++++++++++
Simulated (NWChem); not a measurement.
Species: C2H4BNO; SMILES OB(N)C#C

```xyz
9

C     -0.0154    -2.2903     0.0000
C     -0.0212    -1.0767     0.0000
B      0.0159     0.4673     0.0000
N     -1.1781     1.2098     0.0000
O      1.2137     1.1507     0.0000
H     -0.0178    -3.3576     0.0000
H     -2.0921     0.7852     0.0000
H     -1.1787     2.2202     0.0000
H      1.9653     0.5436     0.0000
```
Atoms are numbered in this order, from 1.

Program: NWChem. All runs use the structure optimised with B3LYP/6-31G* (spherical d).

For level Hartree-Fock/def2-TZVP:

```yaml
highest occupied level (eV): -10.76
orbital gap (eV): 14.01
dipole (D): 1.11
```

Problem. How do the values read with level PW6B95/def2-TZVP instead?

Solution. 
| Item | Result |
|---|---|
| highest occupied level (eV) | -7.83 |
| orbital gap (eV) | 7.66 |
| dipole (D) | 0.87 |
++++++++++

Above this instruction are the records; retype exactly the lines from the one containing "(eV) | -7.83 |" up to and including the one containing "(eV) | 7.66 |".

| highest occupied level (eV) | -7.83 |
| orbital gap (eV) | 7.66 |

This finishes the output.